Work instruction:
All of the data below is to be output without alteration.

### Extracted material

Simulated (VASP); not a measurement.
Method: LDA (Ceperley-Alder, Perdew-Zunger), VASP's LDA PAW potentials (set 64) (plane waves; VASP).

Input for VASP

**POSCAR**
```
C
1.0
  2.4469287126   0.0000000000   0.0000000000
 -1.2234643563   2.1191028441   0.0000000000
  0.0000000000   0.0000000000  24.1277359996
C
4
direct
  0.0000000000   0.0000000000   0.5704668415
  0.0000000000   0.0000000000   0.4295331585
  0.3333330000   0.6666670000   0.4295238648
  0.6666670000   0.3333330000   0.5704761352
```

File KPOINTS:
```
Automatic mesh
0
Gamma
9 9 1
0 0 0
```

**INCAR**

######

Worked solution:
Simulated (VASP); not a measurement.
Method: LDA (Ceperley-Alder, Perdew-Zunger), VASP's LDA PAW potentials (set 64) (plane waves; VASP).

Input for VASP

**POSCAR**
```
C
1.0
  2.4469287126   0.0000000000   0.0000000000
 -1.2234643563   2.1191028441   0.0000000000
  0.0000000000   0.0000000000  24.1277359996
C
4
direct
  0.0000000000   0.0000000000   0.5704668415
  0.0000000000   0.0000000000   0.4295331585
  0.3333330000   0.6666670000   0.4295238648
  0.6666670000   0.3333330000   0.5704761352
```

File KPOINTS:
```
Automatic mesh
0
Gamma
9 9 1
0 0 0
```

**INCAR**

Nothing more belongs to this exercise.